» **RECORDED INFORMATION**:
○ ○ ○

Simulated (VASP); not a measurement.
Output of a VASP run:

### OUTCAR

○ ○ ○

Return the material above unaltered. Include every line.

Simulated (VASP); not a measurement.
Output of a VASP run:

### OUTCAR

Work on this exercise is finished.